-- STORED DATA follows --

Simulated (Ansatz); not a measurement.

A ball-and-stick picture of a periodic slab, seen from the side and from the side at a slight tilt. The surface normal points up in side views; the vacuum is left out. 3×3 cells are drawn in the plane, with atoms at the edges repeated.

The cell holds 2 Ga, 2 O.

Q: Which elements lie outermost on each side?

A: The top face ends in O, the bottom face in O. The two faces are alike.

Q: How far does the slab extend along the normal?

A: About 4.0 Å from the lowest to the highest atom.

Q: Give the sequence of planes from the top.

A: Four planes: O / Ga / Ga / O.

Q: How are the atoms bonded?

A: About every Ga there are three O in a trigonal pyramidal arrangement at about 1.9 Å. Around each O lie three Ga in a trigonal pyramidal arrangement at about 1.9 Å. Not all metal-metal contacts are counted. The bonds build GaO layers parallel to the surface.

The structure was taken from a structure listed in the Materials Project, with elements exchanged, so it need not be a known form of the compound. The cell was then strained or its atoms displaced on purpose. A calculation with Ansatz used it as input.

-- STORED DATA concluded --

> _ASSIGNMENT_
Transcribe the lines from the first line of the records through the line that contains "Q: How far does", both included, and add nothing else.

> _ANSWER AREA_
Simulated (Ansatz); not a measurement.

A ball-and-stick picture of a periodic slab, seen from the side and from the side at a slight tilt. The surface normal points up in side views; the vacuum is left out. 3×3 cells are drawn in the plane, with atoms at the edges repeated.

The cell holds 2 Ga, 2 O.

Q: Which elements lie outermost on each side?

A: The top face ends in O, the bottom face in O. The two faces are alike.

Q: How far does the slab extend along the normal?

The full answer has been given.